INFORMATION GIVEN:
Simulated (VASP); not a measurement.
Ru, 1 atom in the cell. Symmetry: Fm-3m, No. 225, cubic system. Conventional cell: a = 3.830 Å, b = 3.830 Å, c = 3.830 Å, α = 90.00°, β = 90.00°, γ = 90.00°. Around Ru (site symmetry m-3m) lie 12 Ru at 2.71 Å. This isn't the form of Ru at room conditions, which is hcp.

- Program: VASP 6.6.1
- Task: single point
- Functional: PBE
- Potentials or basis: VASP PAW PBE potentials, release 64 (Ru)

ACTIVITY:
Every line of the listing is to be returned unchanged.

YOUR RESPONSE:
Simulated (VASP); not a measurement.
Ru, 1 atom in the cell. Symmetry: Fm-3m, No. 225, cubic system. Conventional cell: a = 3.830 Å, b = 3.830 Å, c = 3.830 Å, α = 90.00°, β = 90.00°, γ = 90.00°. Around Ru (site symmetry m-3m) lie 12 Ru at 2.71 Å. This isn't the form of Ru at room conditions, which is hcp.

- Program: VASP 6.6.1
- Task: single point
- Functional: PBE
- Potentials or basis: VASP PAW PBE potentials, release 64 (Ru)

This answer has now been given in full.